> Work order:
The line containing "- relaxed volume (Å³/atom): 13.96" marks the end: quote every line from the start of the records below through it, word for word.

----------

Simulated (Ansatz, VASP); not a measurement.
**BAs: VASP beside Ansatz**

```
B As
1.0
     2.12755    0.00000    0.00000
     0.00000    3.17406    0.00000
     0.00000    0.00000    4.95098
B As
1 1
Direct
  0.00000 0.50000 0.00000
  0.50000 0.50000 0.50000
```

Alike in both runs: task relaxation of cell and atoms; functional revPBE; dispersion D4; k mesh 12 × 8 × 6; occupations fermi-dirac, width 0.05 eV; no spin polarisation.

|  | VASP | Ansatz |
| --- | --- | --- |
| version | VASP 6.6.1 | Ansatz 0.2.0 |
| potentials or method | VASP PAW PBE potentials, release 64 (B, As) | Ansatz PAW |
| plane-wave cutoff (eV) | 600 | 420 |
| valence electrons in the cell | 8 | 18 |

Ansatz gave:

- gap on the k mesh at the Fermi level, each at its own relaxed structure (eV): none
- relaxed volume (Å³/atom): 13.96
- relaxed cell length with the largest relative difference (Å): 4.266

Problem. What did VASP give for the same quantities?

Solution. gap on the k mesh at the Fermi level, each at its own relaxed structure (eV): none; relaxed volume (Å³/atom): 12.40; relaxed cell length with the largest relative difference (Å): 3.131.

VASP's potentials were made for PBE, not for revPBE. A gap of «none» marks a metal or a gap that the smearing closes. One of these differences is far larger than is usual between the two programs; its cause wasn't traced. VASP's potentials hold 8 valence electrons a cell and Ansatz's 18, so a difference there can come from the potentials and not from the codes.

----------

> Exercise answer:
Simulated (Ansatz, VASP); not a measurement.
**BAs: VASP beside Ansatz**

```
B As
1.0
     2.12755    0.00000    0.00000
     0.00000    3.17406    0.00000
     0.00000    0.00000    4.95098
B As
1 1
Direct
  0.00000 0.50000 0.00000
  0.50000 0.50000 0.50000
```

Alike in both runs: task relaxation of cell and atoms; functional revPBE; dispersion D4; k mesh 12 × 8 × 6; occupations fermi-dirac, width 0.05 eV; no spin polarisation.

|  | VASP | Ansatz |
| --- | --- | --- |
| version | VASP 6.6.1 | Ansatz 0.2.0 |
| potentials or method | VASP PAW PBE potentials, release 64 (B, As) | Ansatz PAW |
| plane-wave cutoff (eV) | 600 | 420 |
| valence electrons in the cell | 8 | 18 |

Ansatz gave:

- gap on the k mesh at the Fermi level, each at its own relaxed structure (eV): none
- relaxed volume (Å³/atom): 13.96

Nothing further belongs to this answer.